§ Work order:
Set down a word-for-word copy of the data below, limited to the lines from the first through the line with "As a check, the".

§ Information supplied:
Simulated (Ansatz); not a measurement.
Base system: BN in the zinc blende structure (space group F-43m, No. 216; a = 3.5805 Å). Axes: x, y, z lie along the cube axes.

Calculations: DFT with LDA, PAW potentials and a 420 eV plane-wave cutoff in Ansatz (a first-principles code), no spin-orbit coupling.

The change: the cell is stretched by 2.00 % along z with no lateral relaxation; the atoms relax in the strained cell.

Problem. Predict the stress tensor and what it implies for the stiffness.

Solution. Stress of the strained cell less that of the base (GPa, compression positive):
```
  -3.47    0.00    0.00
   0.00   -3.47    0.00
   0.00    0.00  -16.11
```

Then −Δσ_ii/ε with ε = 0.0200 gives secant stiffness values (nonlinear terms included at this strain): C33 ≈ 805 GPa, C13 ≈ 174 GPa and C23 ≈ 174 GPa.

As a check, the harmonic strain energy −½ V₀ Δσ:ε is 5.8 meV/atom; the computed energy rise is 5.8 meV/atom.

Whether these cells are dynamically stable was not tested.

§ Task response:
Simulated (Ansatz); not a measurement.
Base system: BN in the zinc blende structure (space group F-43m, No. 216; a = 3.5805 Å). Axes: x, y, z lie along the cube axes.

Calculations: DFT with LDA, PAW potentials and a 420 eV plane-wave cutoff in Ansatz (a first-principles code), no spin-orbit coupling.

The change: the cell is stretched by 2.00 % along z with no lateral relaxation; the atoms relax in the strained cell.

Problem. Predict the stress tensor and what it implies for the stiffness.

Solution. Stress of the strained cell less that of the base (GPa, compression positive):
```
  -3.47    0.00    0.00
   0.00   -3.47    0.00
   0.00    0.00  -16.11
```

Then −Δσ_ii/ε with ε = 0.0200 gives secant stiffness values (nonlinear terms included at this strain): C33 ≈ 805 GPa, C13 ≈ 174 GPa and C23 ≈ 174 GPa.

As a check, the harmonic strain energy −½ V₀ Δσ:ε is 5.8 meV/atom; the computed energy rise is 5.8 meV/atom.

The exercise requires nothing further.